— ASSIGNED TASK —
In full and without change, repeat the records shown below.

— DATA —
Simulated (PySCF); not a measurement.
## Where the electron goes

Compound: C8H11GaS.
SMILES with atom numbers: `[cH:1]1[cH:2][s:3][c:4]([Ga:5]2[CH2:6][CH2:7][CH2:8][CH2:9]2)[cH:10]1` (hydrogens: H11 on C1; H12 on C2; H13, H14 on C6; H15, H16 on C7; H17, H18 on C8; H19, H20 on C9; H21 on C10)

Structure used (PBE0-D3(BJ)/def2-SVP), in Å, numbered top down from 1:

— EXERCISE SOLUTION —
Simulated (PySCF); not a measurement.
## Where the electron goes

Compound: C8H11GaS.
SMILES with atom numbers: `[cH:1]1[cH:2][s:3][c:4]([Ga:5]2[CH2:6][CH2:7][CH2:8][CH2:9]2)[cH:10]1` (hydrogens: H11 on C1; H12 on C2; H13, H14 on C6; H15, H16 on C7; H17, H18 on C8; H19, H20 on C9; H21 on C10)

Structure used (PBE0-D3(BJ)/def2-SVP), in Å, numbered top down from 1:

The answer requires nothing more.